> Brief
Beginning with the first line, please return the entries exactly through the line that contains "Ansatz 0.2.0 |", and leave out all later lines.

[[ Supplied information open ]]
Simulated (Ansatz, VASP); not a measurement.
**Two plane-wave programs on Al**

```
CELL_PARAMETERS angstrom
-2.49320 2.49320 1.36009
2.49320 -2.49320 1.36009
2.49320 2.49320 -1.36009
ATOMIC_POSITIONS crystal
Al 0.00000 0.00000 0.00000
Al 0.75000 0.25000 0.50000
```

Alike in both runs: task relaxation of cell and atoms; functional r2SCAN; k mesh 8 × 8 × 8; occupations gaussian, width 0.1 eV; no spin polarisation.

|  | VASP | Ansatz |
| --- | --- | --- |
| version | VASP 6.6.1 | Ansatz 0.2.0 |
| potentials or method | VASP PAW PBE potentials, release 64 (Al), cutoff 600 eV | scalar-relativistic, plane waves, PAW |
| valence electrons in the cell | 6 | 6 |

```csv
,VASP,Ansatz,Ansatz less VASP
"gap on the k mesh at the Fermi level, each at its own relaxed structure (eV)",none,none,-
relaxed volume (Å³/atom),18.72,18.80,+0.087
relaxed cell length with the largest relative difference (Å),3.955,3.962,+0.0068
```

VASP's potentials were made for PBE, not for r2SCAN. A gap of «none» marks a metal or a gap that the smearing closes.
[[ Supplied information closed ]]

> Answer section
Simulated (Ansatz, VASP); not a measurement.
**Two plane-wave programs on Al**

```
CELL_PARAMETERS angstrom
-2.49320 2.49320 1.36009
2.49320 -2.49320 1.36009
2.49320 2.49320 -1.36009
ATOMIC_POSITIONS crystal
Al 0.00000 0.00000 0.00000
Al 0.75000 0.25000 0.50000
```

Alike in both runs: task relaxation of cell and atoms; functional r2SCAN; k mesh 8 × 8 × 8; occupations gaussian, width 0.1 eV; no spin polarisation.

|  | VASP | Ansatz |
| --- | --- | --- |
| version | VASP 6.6.1 | Ansatz 0.2.0 |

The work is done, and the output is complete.